GIVEN RECORDS:
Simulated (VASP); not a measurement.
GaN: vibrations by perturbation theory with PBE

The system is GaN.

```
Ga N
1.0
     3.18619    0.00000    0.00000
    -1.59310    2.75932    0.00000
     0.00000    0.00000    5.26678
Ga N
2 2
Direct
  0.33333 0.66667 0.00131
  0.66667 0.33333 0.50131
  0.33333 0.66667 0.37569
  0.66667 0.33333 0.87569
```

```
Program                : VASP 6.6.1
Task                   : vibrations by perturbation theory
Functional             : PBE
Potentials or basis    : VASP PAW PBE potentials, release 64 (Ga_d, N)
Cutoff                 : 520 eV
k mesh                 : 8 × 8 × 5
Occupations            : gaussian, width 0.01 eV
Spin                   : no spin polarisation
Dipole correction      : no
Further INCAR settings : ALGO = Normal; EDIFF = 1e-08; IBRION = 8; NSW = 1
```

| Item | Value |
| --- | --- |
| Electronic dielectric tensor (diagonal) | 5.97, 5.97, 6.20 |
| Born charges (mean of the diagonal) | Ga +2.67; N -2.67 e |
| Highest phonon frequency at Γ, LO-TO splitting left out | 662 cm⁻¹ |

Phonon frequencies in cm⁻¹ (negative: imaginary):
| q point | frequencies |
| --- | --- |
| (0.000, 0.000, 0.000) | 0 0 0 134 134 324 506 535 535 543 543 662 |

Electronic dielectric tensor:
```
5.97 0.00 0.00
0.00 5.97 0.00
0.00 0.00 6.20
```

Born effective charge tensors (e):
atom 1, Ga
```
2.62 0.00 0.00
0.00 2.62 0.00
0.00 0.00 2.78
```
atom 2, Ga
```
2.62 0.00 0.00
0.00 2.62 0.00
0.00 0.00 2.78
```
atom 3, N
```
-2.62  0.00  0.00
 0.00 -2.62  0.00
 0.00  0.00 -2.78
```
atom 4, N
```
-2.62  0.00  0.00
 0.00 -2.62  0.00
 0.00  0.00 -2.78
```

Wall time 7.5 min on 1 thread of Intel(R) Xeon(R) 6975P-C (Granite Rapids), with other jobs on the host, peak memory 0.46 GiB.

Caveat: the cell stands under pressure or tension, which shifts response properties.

ACTION ITEM:
Using the material above, quote the first line and each line after it, stopping at and including the line that holds "Wall time 7.5".

WRITTEN ANSWER:
Simulated (VASP); not a measurement.
GaN: vibrations by perturbation theory with PBE

The system is GaN.

```
Ga N
1.0
     3.18619    0.00000    0.00000
    -1.59310    2.75932    0.00000
     0.00000    0.00000    5.26678
Ga N
2 2
Direct
  0.33333 0.66667 0.00131
  0.66667 0.33333 0.50131
  0.33333 0.66667 0.37569
  0.66667 0.33333 0.87569
```

```
Program                : VASP 6.6.1
Task                   : vibrations by perturbation theory
Functional             : PBE
Potentials or basis    : VASP PAW PBE potentials, release 64 (Ga_d, N)
Cutoff                 : 520 eV
k mesh                 : 8 × 8 × 5
Occupations            : gaussian, width 0.01 eV
Spin                   : no spin polarisation
Dipole correction      : no
Further INCAR settings : ALGO = Normal; EDIFF = 1e-08; IBRION = 8; NSW = 1
```

| Item | Value |
| --- | --- |
| Electronic dielectric tensor (diagonal) | 5.97, 5.97, 6.20 |
| Born charges (mean of the diagonal) | Ga +2.67; N -2.67 e |
| Highest phonon frequency at Γ, LO-TO splitting left out | 662 cm⁻¹ |

Phonon frequencies in cm⁻¹ (negative: imaginary):
| q point | frequencies |
| --- | --- |
| (0.000, 0.000, 0.000) | 0 0 0 134 134 324 506 535 535 543 543 662 |

Electronic dielectric tensor:
```
5.97 0.00 0.00
0.00 5.97 0.00
0.00 0.00 6.20
```

Born effective charge tensors (e):
atom 1, Ga
```
2.62 0.00 0.00
0.00 2.62 0.00
0.00 0.00 2.78
```
atom 2, Ga
```
2.62 0.00 0.00
0.00 2.62 0.00
0.00 0.00 2.78
```
atom 3, N
```
-2.62  0.00  0.00
 0.00 -2.62  0.00
 0.00  0.00 -2.78
```
atom 4, N
```
-2.62  0.00  0.00
 0.00 -2.62  0.00
 0.00  0.00 -2.78
```

Wall time 7.5 min on 1 thread of Intel(R) Xeon(R) 6975P-C (Granite Rapids), with other jobs on the host, peak memory 0.46 GiB.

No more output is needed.